WORK REQUEST =
Could you return the lines below exactly, from the first line up to and including the line that holds "C) temperature from 1052 °C to 852 °C"?

*** EXERCISE DATA ***

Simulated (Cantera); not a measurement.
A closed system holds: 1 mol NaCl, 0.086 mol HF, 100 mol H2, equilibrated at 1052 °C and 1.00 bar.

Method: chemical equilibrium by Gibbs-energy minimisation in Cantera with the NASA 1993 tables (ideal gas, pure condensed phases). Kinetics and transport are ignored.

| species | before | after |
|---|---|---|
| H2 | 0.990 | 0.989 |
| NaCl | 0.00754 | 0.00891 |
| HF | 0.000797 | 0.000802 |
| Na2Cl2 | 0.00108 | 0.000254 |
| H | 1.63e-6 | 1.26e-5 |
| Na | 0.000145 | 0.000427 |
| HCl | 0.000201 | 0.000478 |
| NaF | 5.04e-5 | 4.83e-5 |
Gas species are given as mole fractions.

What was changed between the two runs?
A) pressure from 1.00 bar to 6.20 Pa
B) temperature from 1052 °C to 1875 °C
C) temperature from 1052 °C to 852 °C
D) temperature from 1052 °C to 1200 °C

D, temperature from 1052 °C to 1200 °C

***

EXERCISE RESPONSE =
Simulated (Cantera); not a measurement.
A closed system holds: 1 mol NaCl, 0.086 mol HF, 100 mol H2, equilibrated at 1052 °C and 1.00 bar.

Method: chemical equilibrium by Gibbs-energy minimisation in Cantera with the NASA 1993 tables (ideal gas, pure condensed phases). Kinetics and transport are ignored.

| species | before | after |
|---|---|---|
| H2 | 0.990 | 0.989 |
| NaCl | 0.00754 | 0.00891 |
| HF | 0.000797 | 0.000802 |
| Na2Cl2 | 0.00108 | 0.000254 |
| H | 1.63e-6 | 1.26e-5 |
| Na | 0.000145 | 0.000427 |
| HCl | 0.000201 | 0.000478 |
| NaF | 5.04e-5 | 4.83e-5 |
Gas species are given as mole fractions.

What was changed between the two runs?
A) pressure from 1.00 bar to 6.20 Pa
B) temperature from 1052 °C to 1875 °C
C) temperature from 1052 °C to 852 °C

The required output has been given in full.